• ASSIGNMENT: Line by line, restate the listing below without any change.

• SUPPLIED DATA:
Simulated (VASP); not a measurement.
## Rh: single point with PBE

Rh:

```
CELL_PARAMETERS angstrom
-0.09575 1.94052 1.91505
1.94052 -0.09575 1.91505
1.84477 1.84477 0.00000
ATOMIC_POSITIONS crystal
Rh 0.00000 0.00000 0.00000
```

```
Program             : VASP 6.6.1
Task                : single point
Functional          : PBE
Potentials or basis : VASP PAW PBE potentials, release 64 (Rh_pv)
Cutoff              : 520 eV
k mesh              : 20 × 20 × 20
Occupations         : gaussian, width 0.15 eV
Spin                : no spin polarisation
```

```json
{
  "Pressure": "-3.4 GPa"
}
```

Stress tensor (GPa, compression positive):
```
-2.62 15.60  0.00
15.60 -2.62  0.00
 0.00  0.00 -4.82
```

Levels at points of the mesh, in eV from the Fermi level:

• ANSWER SPACE:
Simulated (VASP); not a measurement.
## Rh: single point with PBE

Rh:

```
CELL_PARAMETERS angstrom
-0.09575 1.94052 1.91505
1.94052 -0.09575 1.91505
1.84477 1.84477 0.00000
ATOMIC_POSITIONS crystal
Rh 0.00000 0.00000 0.00000
```

```
Program             : VASP 6.6.1
Task                : single point
Functional          : PBE
Potentials or basis : VASP PAW PBE potentials, release 64 (Rh_pv)
Cutoff              : 520 eV
k mesh              : 20 × 20 × 20
Occupations         : gaussian, width 0.15 eV
Spin                : no spin polarisation
```

```json
{
  "Pressure": "-3.4 GPa"
}
```

Stress tensor (GPa, compression positive):
```
-2.62 15.60  0.00
15.60 -2.62  0.00
 0.00  0.00 -4.82
```

Levels at points of the mesh, in eV from the Fermi level:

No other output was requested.